(DATASET EXTRACT)

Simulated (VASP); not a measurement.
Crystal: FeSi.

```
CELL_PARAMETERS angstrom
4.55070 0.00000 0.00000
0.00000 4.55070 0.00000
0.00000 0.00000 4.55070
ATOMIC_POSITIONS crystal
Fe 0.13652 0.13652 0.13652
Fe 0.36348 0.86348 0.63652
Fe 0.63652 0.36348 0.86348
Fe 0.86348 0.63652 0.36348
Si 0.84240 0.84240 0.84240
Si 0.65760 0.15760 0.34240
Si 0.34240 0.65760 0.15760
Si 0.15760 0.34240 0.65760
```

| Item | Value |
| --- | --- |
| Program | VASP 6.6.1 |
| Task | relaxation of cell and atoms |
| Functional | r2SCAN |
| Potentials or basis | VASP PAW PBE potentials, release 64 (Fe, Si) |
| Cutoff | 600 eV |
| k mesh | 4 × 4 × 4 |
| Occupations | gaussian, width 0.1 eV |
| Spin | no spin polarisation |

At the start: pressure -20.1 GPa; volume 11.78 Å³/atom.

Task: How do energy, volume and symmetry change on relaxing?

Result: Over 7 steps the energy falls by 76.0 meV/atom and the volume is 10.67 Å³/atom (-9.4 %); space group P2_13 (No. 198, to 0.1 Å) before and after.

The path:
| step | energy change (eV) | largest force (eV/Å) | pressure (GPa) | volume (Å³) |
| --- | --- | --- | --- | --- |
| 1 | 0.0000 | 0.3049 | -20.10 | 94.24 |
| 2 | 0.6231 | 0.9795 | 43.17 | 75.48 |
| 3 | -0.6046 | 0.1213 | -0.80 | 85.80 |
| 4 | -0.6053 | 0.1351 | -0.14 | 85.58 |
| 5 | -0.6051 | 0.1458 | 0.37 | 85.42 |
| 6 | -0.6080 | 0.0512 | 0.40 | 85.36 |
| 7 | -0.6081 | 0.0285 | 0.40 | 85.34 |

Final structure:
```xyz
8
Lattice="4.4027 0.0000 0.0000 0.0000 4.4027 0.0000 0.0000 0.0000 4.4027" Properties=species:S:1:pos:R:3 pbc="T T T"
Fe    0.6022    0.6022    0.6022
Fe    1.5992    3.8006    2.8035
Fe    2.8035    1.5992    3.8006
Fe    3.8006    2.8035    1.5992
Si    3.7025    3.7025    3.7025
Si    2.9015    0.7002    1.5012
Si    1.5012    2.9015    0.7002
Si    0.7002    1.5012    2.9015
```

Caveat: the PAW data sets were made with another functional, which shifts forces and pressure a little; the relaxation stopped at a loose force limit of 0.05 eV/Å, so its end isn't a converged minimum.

(End DATASET EXTRACT)

## WORK REQUEST
Each line from the top of the entries above through the line containing "Cutoff | 600 eV |" must be transcribed exactly, and no other line may appear.

## WORKED SOLUTION
Simulated (VASP); not a measurement.
Crystal: FeSi.

```
CELL_PARAMETERS angstrom
4.55070 0.00000 0.00000
0.00000 4.55070 0.00000
0.00000 0.00000 4.55070
ATOMIC_POSITIONS crystal
Fe 0.13652 0.13652 0.13652
Fe 0.36348 0.86348 0.63652
Fe 0.63652 0.36348 0.86348
Fe 0.86348 0.63652 0.36348
Si 0.84240 0.84240 0.84240
Si 0.65760 0.15760 0.34240
Si 0.34240 0.65760 0.15760
Si 0.15760 0.34240 0.65760
```

| Item | Value |
| --- | --- |
| Program | VASP 6.6.1 |
| Task | relaxation of cell and atoms |
| Functional | r2SCAN |
| Potentials or basis | VASP PAW PBE potentials, release 64 (Fe, Si) |
| Cutoff | 600 eV |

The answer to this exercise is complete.